## [WORK INSTRUCTION]
Everything in the data below should be restated word for word.

★ ★ ★ ★
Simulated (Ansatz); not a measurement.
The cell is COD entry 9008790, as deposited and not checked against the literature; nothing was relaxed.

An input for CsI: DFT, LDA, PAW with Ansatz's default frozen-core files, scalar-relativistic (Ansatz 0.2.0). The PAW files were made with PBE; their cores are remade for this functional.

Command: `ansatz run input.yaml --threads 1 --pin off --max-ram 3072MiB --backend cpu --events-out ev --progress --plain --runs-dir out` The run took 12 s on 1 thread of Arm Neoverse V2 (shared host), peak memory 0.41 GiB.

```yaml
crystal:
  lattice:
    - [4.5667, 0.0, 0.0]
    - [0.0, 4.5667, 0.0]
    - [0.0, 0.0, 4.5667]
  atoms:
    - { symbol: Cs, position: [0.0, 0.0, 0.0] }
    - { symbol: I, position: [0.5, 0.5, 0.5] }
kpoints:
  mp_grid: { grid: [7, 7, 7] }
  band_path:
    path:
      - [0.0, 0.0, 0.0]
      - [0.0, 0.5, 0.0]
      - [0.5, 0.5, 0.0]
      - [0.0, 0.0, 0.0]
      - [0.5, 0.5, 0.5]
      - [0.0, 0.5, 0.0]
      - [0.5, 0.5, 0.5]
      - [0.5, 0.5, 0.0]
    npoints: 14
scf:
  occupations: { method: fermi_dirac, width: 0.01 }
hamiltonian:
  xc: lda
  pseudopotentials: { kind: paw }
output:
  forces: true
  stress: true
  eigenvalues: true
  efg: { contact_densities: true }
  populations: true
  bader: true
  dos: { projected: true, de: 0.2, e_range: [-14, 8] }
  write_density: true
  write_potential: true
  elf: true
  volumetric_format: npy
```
★ ★ ★ ★

## [WRITTEN SOLUTION]
Simulated (Ansatz); not a measurement.
The cell is COD entry 9008790, as deposited and not checked against the literature; nothing was relaxed.

An input for CsI: DFT, LDA, PAW with Ansatz's default frozen-core files, scalar-relativistic (Ansatz 0.2.0). The PAW files were made with PBE; their cores are remade for this functional.

Command: `ansatz run input.yaml --threads 1 --pin off --max-ram 3072MiB --backend cpu --events-out ev --progress --plain --runs-dir out` The run took 12 s on 1 thread of Arm Neoverse V2 (shared host), peak memory 0.41 GiB.

```yaml
crystal:
  lattice:
    - [4.5667, 0.0, 0.0]
    - [0.0, 4.5667, 0.0]
    - [0.0, 0.0, 4.5667]
  atoms:
    - { symbol: Cs, position: [0.0, 0.0, 0.0] }
    - { symbol: I, position: [0.5, 0.5, 0.5] }
kpoints:
  mp_grid: { grid: [7, 7, 7] }
  band_path:
    path:
      - [0.0, 0.0, 0.0]
      - [0.0, 0.5, 0.0]
      - [0.5, 0.5, 0.0]
      - [0.0, 0.0, 0.0]
      - [0.5, 0.5, 0.5]
      - [0.0, 0.5, 0.0]
      - [0.5, 0.5, 0.5]
      - [0.5, 0.5, 0.0]
    npoints: 14
scf:
  occupations: { method: fermi_dirac, width: 0.01 }
hamiltonian:
  xc: lda
  pseudopotentials: { kind: paw }
output:
  forces: true
  stress: true
  eigenvalues: true
  efg: { contact_densities: true }
  populations: true
  bader: true
  dos: { projected: true, de: 0.2, e_range: [-14, 8] }
  write_density: true
  write_potential: true
  elf: true
  volumetric_format: npy
```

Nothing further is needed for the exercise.